* _Assignment_: For the records below, output each line exactly as it appears, from the first through the line with "Ansatz 0.2.0 |".

* _Data listing_:
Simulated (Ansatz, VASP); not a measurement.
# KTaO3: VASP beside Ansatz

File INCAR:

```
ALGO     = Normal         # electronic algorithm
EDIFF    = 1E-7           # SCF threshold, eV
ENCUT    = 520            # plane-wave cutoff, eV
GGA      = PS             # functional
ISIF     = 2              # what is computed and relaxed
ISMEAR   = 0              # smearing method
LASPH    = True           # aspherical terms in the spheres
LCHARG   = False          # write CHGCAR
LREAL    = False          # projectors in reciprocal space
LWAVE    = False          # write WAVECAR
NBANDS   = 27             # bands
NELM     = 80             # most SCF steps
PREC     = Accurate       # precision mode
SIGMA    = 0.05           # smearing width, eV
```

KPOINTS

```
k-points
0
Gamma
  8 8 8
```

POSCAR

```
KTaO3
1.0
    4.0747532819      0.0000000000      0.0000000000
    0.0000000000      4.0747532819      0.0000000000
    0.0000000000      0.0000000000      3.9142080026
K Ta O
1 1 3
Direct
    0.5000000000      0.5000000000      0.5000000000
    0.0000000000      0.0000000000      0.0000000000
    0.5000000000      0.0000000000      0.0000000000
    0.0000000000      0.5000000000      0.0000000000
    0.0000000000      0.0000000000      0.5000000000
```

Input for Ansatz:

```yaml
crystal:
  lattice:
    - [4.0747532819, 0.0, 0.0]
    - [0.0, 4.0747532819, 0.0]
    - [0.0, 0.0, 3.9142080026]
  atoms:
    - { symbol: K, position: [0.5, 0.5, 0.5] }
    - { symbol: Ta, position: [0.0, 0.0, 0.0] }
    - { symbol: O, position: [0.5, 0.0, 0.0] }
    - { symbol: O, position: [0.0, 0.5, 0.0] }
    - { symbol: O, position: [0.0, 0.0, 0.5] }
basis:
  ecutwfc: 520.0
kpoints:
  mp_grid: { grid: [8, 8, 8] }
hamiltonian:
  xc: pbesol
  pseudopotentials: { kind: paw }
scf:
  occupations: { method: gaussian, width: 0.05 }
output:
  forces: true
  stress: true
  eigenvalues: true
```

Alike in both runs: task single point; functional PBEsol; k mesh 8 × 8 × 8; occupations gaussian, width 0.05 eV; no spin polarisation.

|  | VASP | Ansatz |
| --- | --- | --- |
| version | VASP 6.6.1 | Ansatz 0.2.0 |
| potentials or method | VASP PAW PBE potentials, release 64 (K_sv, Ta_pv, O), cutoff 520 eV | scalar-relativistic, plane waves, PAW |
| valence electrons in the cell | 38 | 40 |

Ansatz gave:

* _Response area_:
Simulated (Ansatz, VASP); not a measurement.
# KTaO3: VASP beside Ansatz

File INCAR:

```
ALGO     = Normal         # electronic algorithm
EDIFF    = 1E-7           # SCF threshold, eV
ENCUT    = 520            # plane-wave cutoff, eV
GGA      = PS             # functional
ISIF     = 2              # what is computed and relaxed
ISMEAR   = 0              # smearing method
LASPH    = True           # aspherical terms in the spheres
LCHARG   = False          # write CHGCAR
LREAL    = False          # projectors in reciprocal space
LWAVE    = False          # write WAVECAR
NBANDS   = 27             # bands
NELM     = 80             # most SCF steps
PREC     = Accurate       # precision mode
SIGMA    = 0.05           # smearing width, eV
```

KPOINTS

```
k-points
0
Gamma
  8 8 8
```

POSCAR

```
KTaO3
1.0
    4.0747532819      0.0000000000      0.0000000000
    0.0000000000      4.0747532819      0.0000000000
    0.0000000000      0.0000000000      3.9142080026
K Ta O
1 1 3
Direct
    0.5000000000      0.5000000000      0.5000000000
    0.0000000000      0.0000000000      0.0000000000
    0.5000000000      0.0000000000      0.0000000000
    0.0000000000      0.5000000000      0.0000000000
    0.0000000000      0.0000000000      0.5000000000
```

Input for Ansatz:

```yaml
crystal:
  lattice:
    - [4.0747532819, 0.0, 0.0]
    - [0.0, 4.0747532819, 0.0]
    - [0.0, 0.0, 3.9142080026]
  atoms:
    - { symbol: K, position: [0.5, 0.5, 0.5] }
    - { symbol: Ta, position: [0.0, 0.0, 0.0] }
    - { symbol: O, position: [0.5, 0.0, 0.0] }
    - { symbol: O, position: [0.0, 0.5, 0.0] }
    - { symbol: O, position: [0.0, 0.0, 0.5] }
basis:
  ecutwfc: 520.0
kpoints:
  mp_grid: { grid: [8, 8, 8] }
hamiltonian:
  xc: pbesol
  pseudopotentials: { kind: paw }
scf:
  occupations: { method: gaussian, width: 0.05 }
output:
  forces: true
  stress: true
  eigenvalues: true
```

Alike in both runs: task single point; functional PBEsol; k mesh 8 × 8 × 8; occupations gaussian, width 0.05 eV; no spin polarisation.

|  | VASP | Ansatz |
| --- | --- | --- |
| version | VASP 6.6.1 | Ansatz 0.2.0 |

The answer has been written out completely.